### ASSIGNMENT
Word for word, please restate the lines from the beginning of the data through the line in which "ωexe: 6.67 cm⁻¹" appears.

*** Block opens ***
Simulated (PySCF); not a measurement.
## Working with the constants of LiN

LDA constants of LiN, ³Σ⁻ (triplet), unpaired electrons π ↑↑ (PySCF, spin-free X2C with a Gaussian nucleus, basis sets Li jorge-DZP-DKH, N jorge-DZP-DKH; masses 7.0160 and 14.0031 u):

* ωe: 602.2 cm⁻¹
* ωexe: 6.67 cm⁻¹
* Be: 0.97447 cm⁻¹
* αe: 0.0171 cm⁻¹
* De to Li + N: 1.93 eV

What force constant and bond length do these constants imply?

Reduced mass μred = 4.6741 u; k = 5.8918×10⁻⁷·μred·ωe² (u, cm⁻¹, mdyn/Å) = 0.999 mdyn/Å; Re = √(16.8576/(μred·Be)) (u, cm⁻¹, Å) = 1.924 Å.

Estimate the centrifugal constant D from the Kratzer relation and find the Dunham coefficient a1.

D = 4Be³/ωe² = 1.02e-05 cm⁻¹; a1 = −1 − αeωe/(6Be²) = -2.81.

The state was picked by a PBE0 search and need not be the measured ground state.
*** Block closes ***

### EXERCISE OUTPUT
Simulated (PySCF); not a measurement.
## Working with the constants of LiN

LDA constants of LiN, ³Σ⁻ (triplet), unpaired electrons π ↑↑ (PySCF, spin-free X2C with a Gaussian nucleus, basis sets Li jorge-DZP-DKH, N jorge-DZP-DKH; masses 7.0160 and 14.0031 u):

* ωe: 602.2 cm⁻¹
* ωexe: 6.67 cm⁻¹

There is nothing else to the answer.